## EXERCISE
Print the data that follows again, keeping every line exact.

** ENTRIES SUPPLIED follows **

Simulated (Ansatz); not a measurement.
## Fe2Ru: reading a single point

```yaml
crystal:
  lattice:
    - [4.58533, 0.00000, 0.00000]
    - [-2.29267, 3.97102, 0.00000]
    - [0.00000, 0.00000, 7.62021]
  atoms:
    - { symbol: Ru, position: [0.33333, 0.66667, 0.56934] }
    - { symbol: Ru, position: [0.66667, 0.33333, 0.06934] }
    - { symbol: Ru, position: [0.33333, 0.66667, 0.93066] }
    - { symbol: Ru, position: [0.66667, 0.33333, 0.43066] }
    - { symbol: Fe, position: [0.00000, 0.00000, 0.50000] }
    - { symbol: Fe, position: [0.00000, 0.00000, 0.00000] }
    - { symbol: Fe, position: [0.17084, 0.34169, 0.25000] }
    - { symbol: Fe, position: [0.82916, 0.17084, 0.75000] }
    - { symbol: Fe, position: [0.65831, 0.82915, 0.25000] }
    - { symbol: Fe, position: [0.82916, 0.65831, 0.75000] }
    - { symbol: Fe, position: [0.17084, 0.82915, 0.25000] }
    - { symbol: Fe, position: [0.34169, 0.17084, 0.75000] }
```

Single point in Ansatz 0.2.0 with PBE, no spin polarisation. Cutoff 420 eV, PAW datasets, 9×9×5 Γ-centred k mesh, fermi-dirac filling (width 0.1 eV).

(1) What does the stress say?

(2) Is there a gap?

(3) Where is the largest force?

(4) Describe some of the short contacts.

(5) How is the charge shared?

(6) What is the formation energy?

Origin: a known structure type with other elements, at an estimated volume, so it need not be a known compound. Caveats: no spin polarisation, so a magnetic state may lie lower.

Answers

** End of ENTRIES SUPPLIED **

## SOLUTION
Simulated (Ansatz); not a measurement.
## Fe2Ru: reading a single point

```yaml
crystal:
  lattice:
    - [4.58533, 0.00000, 0.00000]
    - [-2.29267, 3.97102, 0.00000]
    - [0.00000, 0.00000, 7.62021]
  atoms:
    - { symbol: Ru, position: [0.33333, 0.66667, 0.56934] }
    - { symbol: Ru, position: [0.66667, 0.33333, 0.06934] }
    - { symbol: Ru, position: [0.33333, 0.66667, 0.93066] }
    - { symbol: Ru, position: [0.66667, 0.33333, 0.43066] }
    - { symbol: Fe, position: [0.00000, 0.00000, 0.50000] }
    - { symbol: Fe, position: [0.00000, 0.00000, 0.00000] }
    - { symbol: Fe, position: [0.17084, 0.34169, 0.25000] }
    - { symbol: Fe, position: [0.82916, 0.17084, 0.75000] }
    - { symbol: Fe, position: [0.65831, 0.82915, 0.25000] }
    - { symbol: Fe, position: [0.82916, 0.65831, 0.75000] }
    - { symbol: Fe, position: [0.17084, 0.82915, 0.25000] }
    - { symbol: Fe, position: [0.34169, 0.17084, 0.75000] }
```

Single point in Ansatz 0.2.0 with PBE, no spin polarisation. Cutoff 420 eV, PAW datasets, 9×9×5 Γ-centred k mesh, fermi-dirac filling (width 0.1 eV).

(1) What does the stress say?

(2) Is there a gap?

(3) Where is the largest force?

(4) Describe some of the short contacts.

(5) How is the charge shared?

(6) What is the formation energy?

Origin: a known structure type with other elements, at an estimated volume, so it need not be a known compound. Caveats: no spin polarisation, so a magnetic state may lie lower.

Answers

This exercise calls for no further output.